→ ACTION ITEM
All entries that follow are to be written out verbatim.

^^^^^^^^^^^^^^^^

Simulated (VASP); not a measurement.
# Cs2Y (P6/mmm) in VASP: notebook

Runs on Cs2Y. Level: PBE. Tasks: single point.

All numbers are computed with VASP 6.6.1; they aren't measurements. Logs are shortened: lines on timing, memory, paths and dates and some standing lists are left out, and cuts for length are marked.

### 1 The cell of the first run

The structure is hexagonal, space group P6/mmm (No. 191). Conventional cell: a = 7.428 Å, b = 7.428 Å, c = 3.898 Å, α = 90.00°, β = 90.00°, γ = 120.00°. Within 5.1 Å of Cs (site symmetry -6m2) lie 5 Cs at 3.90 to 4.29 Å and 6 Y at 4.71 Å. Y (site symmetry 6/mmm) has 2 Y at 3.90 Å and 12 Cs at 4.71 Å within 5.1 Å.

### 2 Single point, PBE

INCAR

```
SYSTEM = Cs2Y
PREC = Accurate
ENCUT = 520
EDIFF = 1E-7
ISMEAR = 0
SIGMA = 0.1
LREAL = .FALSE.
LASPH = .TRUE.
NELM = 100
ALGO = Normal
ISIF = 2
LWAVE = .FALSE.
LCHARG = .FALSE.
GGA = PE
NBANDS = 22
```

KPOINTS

^^^^^^^^^^^^^^^^

→ TASK OUTPUT
Simulated (VASP); not a measurement.
# Cs2Y (P6/mmm) in VASP: notebook

Runs on Cs2Y. Level: PBE. Tasks: single point.

All numbers are computed with VASP 6.6.1; they aren't measurements. Logs are shortened: lines on timing, memory, paths and dates and some standing lists are left out, and cuts for length are marked.

### 1 The cell of the first run

The structure is hexagonal, space group P6/mmm (No. 191). Conventional cell: a = 7.428 Å, b = 7.428 Å, c = 3.898 Å, α = 90.00°, β = 90.00°, γ = 120.00°. Within 5.1 Å of Cs (site symmetry -6m2) lie 5 Cs at 3.90 to 4.29 Å and 6 Y at 4.71 Å. Y (site symmetry 6/mmm) has 2 Y at 3.90 Å and 12 Cs at 4.71 Å within 5.1 Å.

### 2 Single point, PBE

INCAR

```
SYSTEM = Cs2Y
PREC = Accurate
ENCUT = 520
EDIFF = 1E-7
ISMEAR = 0
SIGMA = 0.1
LREAL = .FALSE.
LASPH = .TRUE.
NELM = 100
ALGO = Normal
ISIF = 2
LWAVE = .FALSE.
LCHARG = .FALSE.
GGA = PE
NBANDS = 22
```

KPOINTS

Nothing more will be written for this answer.